▶ **Activity**
An exact copy of all the data below is required.

▶ **Information supplied**
-.-.-
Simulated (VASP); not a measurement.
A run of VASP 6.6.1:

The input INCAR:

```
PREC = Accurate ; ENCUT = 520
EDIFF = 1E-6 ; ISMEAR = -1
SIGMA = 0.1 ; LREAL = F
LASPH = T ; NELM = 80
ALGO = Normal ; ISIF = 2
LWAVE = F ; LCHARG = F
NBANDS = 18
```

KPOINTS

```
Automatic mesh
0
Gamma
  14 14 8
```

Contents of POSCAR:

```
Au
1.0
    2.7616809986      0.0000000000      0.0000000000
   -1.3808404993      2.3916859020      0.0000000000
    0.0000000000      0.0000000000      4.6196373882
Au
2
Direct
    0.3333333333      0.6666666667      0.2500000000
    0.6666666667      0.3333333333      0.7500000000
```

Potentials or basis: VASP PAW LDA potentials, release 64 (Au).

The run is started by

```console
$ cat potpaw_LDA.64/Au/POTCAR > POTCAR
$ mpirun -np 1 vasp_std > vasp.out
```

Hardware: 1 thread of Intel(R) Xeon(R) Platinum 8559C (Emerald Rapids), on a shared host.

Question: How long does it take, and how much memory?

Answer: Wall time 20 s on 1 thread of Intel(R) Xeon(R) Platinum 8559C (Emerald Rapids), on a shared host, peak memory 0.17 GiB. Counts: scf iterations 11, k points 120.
-.-.-

▶ **Exercise output**
Simulated (VASP); not a measurement.
A run of VASP 6.6.1:

The input INCAR:

```
PREC = Accurate ; ENCUT = 520
EDIFF = 1E-6 ; ISMEAR = -1
SIGMA = 0.1 ; LREAL = F
LASPH = T ; NELM = 80
ALGO = Normal ; ISIF = 2
LWAVE = F ; LCHARG = F
NBANDS = 18
```

KPOINTS

```
Automatic mesh
0
Gamma
  14 14 8
```

Contents of POSCAR:

```
Au
1.0
    2.7616809986      0.0000000000      0.0000000000
   -1.3808404993      2.3916859020      0.0000000000
    0.0000000000      0.0000000000      4.6196373882
Au
2
Direct
    0.3333333333      0.6666666667      0.2500000000
    0.6666666667      0.3333333333      0.7500000000
```

Potentials or basis: VASP PAW LDA potentials, release 64 (Au).

The run is started by

```console
$ cat potpaw_LDA.64/Au/POTCAR > POTCAR
$ mpirun -np 1 vasp_std > vasp.out
```

Hardware: 1 thread of Intel(R) Xeon(R) Platinum 8559C (Emerald Rapids), on a shared host.

Question: How long does it take, and how much memory?

Answer: Wall time 20 s on 1 thread of Intel(R) Xeon(R) Platinum 8559C (Emerald Rapids), on a shared host, peak memory 0.17 GiB. Counts: scf iterations 11, k points 120.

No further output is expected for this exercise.